^^^^^^^^^^^^^^^^

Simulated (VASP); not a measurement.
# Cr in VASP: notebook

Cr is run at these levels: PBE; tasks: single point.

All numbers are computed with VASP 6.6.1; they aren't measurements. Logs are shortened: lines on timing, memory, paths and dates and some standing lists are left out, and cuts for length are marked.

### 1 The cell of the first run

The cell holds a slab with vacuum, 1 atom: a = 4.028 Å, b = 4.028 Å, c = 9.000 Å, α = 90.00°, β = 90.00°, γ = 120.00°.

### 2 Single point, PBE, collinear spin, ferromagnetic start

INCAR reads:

^^^^^^^^^^^^^^^^

Work request
Please return the lines above exactly, from the first one down to the line with "### 2 Single", and stop after that line.

Your response
Simulated (VASP); not a measurement.
# Cr in VASP: notebook

Cr is run at these levels: PBE; tasks: single point.

All numbers are computed with VASP 6.6.1; they aren't measurements. Logs are shortened: lines on timing, memory, paths and dates and some standing lists are left out, and cuts for length are marked.

### 1 The cell of the first run

The cell holds a slab with vacuum, 1 atom: a = 4.028 Å, b = 4.028 Å, c = 9.000 Å, α = 90.00°, β = 90.00°, γ = 120.00°.

### 2 Single point, PBE, collinear spin, ferromagnetic start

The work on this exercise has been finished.